Quote, with no changes, the lines that run from the top of the material to the line with "Unless said otherwise, spin-orbit", both included.

=== Information shown ===
▽

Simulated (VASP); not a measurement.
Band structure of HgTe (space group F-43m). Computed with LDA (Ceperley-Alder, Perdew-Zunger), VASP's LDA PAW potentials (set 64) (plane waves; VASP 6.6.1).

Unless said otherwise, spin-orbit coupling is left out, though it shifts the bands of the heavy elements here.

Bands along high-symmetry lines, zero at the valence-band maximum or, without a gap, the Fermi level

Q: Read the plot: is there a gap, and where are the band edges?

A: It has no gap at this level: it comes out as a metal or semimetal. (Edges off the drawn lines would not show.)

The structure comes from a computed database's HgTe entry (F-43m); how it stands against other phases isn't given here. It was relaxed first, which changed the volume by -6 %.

△

=== Expected answer ===
Simulated (VASP); not a measurement.
Band structure of HgTe (space group F-43m). Computed with LDA (Ceperley-Alder, Perdew-Zunger), VASP's LDA PAW potentials (set 64) (plane waves; VASP 6.6.1).

Unless said otherwise, spin-orbit coupling is left out, though it shifts the bands of the heavy elements here.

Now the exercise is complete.